*Task item*
From start to end, print the entire listing below exactly.

*Given data*
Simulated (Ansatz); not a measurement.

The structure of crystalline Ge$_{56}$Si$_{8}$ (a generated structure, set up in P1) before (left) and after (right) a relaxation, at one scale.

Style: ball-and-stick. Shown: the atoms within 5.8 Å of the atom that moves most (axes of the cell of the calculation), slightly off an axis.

*Answer box*
Simulated (Ansatz); not a measurement.

The structure of crystalline Ge$_{56}$Si$_{8}$ (a generated structure, set up in P1) before (left) and after (right) a relaxation, at one scale.

Style: ball-and-stick. Shown: the atoms within 5.8 Å of the atom that moves most (axes of the cell of the calculation), slightly off an axis.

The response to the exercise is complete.